▸ **Action item**
The required output consists solely of the lines from the top of the listing through the line containing "Program: Ansatz 0.2.0, Python API.", transcribed exactly.

▸ **Listed records**
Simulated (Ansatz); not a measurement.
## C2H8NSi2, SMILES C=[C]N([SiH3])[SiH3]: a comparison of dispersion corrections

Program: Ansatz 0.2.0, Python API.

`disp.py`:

▸ **Exercise solution**
Simulated (Ansatz); not a measurement.
## C2H8NSi2, SMILES C=[C]N([SiH3])[SiH3]: a comparison of dispersion corrections

Program: Ansatz 0.2.0, Python API.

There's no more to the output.